- **ACTIVITY**
Return exactly the listing's lines, from its first line to the line holding "Q: Compare the HOMO-LUMO separations.", ends included.

- **DATA EXTRACTS**
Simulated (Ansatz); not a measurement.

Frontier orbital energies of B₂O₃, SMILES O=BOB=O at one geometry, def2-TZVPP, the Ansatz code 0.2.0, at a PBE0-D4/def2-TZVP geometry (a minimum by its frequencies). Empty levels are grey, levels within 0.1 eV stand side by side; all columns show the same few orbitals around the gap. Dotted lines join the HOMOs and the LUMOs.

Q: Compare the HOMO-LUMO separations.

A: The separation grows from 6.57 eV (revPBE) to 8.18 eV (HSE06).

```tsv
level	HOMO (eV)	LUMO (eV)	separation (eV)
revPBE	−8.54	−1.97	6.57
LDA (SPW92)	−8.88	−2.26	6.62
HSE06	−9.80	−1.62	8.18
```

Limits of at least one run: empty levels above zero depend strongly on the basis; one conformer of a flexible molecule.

- **PROBLEM SOLUTION**
Simulated (Ansatz); not a measurement.

Frontier orbital energies of B₂O₃, SMILES O=BOB=O at one geometry, def2-TZVPP, the Ansatz code 0.2.0, at a PBE0-D4/def2-TZVP geometry (a minimum by its frequencies). Empty levels are grey, levels within 0.1 eV stand side by side; all columns show the same few orbitals around the gap. Dotted lines join the HOMOs and the LUMOs.

Q: Compare the HOMO-LUMO separations.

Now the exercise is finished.